→ **Assignment**:
A complete, exact retyping of the data below is required.

→ **Given records**:
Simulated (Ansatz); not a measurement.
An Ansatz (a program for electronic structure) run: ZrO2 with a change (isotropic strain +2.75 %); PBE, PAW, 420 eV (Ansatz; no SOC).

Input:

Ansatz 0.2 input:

→ **Written solution**:
Simulated (Ansatz); not a measurement.
An Ansatz (a program for electronic structure) run: ZrO2 with a change (isotropic strain +2.75 %); PBE, PAW, 420 eV (Ansatz; no SOC).

Input:

Ansatz 0.2 input:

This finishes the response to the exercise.